(Information provided)
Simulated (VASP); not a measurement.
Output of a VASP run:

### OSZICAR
(End Information provided)

Only the lines from the first line of the records through the one containing "Output of a" should be reproduced, exactly, with both of them included.

__Answer area__:
Simulated (VASP); not a measurement.
Output of a VASP run:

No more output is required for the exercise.